▶ [Requirement]
In this exercise, every entry is to be copied exactly.

──────── Data shown ────────
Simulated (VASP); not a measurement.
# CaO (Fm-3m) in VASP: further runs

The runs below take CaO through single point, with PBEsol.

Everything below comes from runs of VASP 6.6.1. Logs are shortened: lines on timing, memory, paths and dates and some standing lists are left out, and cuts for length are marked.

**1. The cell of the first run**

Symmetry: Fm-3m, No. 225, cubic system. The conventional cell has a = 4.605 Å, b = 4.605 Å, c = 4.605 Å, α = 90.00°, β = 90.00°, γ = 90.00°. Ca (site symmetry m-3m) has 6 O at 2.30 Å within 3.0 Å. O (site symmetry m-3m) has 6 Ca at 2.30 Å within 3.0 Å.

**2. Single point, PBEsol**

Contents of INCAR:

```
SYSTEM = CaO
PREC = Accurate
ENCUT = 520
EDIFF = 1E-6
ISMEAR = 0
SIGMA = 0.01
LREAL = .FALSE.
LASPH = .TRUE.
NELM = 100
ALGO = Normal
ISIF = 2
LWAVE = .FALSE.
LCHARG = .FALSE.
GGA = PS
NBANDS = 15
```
────────

▶ [Task response]
Simulated (VASP); not a measurement.
# CaO (Fm-3m) in VASP: further runs

The runs below take CaO through single point, with PBEsol.

Everything below comes from runs of VASP 6.6.1. Logs are shortened: lines on timing, memory, paths and dates and some standing lists are left out, and cuts for length are marked.

**1. The cell of the first run**

Symmetry: Fm-3m, No. 225, cubic system. The conventional cell has a = 4.605 Å, b = 4.605 Å, c = 4.605 Å, α = 90.00°, β = 90.00°, γ = 90.00°. Ca (site symmetry m-3m) has 6 O at 2.30 Å within 3.0 Å. O (site symmetry m-3m) has 6 Ca at 2.30 Å within 3.0 Å.

**2. Single point, PBEsol**

Contents of INCAR:

```
SYSTEM = CaO
PREC = Accurate
ENCUT = 520
EDIFF = 1E-6
ISMEAR = 0
SIGMA = 0.01
LREAL = .FALSE.
LASPH = .TRUE.
NELM = 100
ALGO = Normal
ISIF = 2
LWAVE = .FALSE.
LCHARG = .FALSE.
GGA = PS
NBANDS = 15
```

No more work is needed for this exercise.